**ACTION ITEM**
Write out each line of the entries exactly, starting at the first and finishing with the line that contains "No T1 diagnostic of these runs exceeds 0.018.".

-=-=-=-=-

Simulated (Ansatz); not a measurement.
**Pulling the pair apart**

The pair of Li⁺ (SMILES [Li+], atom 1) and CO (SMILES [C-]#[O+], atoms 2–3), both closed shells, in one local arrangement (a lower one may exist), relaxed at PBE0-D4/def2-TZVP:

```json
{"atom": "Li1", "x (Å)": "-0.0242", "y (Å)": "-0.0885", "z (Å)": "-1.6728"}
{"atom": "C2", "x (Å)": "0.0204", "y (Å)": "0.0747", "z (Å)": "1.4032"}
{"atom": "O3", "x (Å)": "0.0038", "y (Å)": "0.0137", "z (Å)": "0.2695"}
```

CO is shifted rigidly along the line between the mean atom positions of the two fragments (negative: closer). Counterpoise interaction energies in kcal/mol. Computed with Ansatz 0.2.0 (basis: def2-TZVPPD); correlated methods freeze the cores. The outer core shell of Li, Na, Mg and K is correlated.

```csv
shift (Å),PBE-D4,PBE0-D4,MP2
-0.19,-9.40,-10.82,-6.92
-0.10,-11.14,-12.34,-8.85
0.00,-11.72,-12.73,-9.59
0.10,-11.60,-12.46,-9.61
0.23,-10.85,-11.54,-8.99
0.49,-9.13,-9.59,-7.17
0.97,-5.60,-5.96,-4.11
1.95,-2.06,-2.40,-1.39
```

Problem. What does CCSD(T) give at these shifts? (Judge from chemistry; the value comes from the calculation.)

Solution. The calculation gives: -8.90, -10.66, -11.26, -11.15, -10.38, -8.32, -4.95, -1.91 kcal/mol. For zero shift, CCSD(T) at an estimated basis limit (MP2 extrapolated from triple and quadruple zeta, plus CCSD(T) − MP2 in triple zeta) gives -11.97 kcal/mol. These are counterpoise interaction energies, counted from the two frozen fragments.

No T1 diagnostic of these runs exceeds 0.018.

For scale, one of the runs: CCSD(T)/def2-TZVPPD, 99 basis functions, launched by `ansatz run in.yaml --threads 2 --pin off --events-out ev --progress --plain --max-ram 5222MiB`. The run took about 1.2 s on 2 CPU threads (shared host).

-=-=-=-=-

**EXERCISE OUTPUT**
Simulated (Ansatz); not a measurement.
**Pulling the pair apart**

The pair of Li⁺ (SMILES [Li+], atom 1) and CO (SMILES [C-]#[O+], atoms 2–3), both closed shells, in one local arrangement (a lower one may exist), relaxed at PBE0-D4/def2-TZVP:

```json
{"atom": "Li1", "x (Å)": "-0.0242", "y (Å)": "-0.0885", "z (Å)": "-1.6728"}
{"atom": "C2", "x (Å)": "0.0204", "y (Å)": "0.0747", "z (Å)": "1.4032"}
{"atom": "O3", "x (Å)": "0.0038", "y (Å)": "0.0137", "z (Å)": "0.2695"}
```

CO is shifted rigidly along the line between the mean atom positions of the two fragments (negative: closer). Counterpoise interaction energies in kcal/mol. Computed with Ansatz 0.2.0 (basis: def2-TZVPPD); correlated methods freeze the cores. The outer core shell of Li, Na, Mg and K is correlated.

```csv
shift (Å),PBE-D4,PBE0-D4,MP2
-0.19,-9.40,-10.82,-6.92
-0.10,-11.14,-12.34,-8.85
0.00,-11.72,-12.73,-9.59
0.10,-11.60,-12.46,-9.61
0.23,-10.85,-11.54,-8.99
0.49,-9.13,-9.59,-7.17
0.97,-5.60,-5.96,-4.11
1.95,-2.06,-2.40,-1.39
```

Problem. What does CCSD(T) give at these shifts? (Judge from chemistry; the value comes from the calculation.)

Solution. The calculation gives: -8.90, -10.66, -11.26, -11.15, -10.38, -8.32, -4.95, -1.91 kcal/mol. For zero shift, CCSD(T) at an estimated basis limit (MP2 extrapolated from triple and quadruple zeta, plus CCSD(T) − MP2 in triple zeta) gives -11.97 kcal/mol. These are counterpoise interaction energies, counted from the two frozen fragments.

No T1 diagnostic of these runs exceeds 0.018.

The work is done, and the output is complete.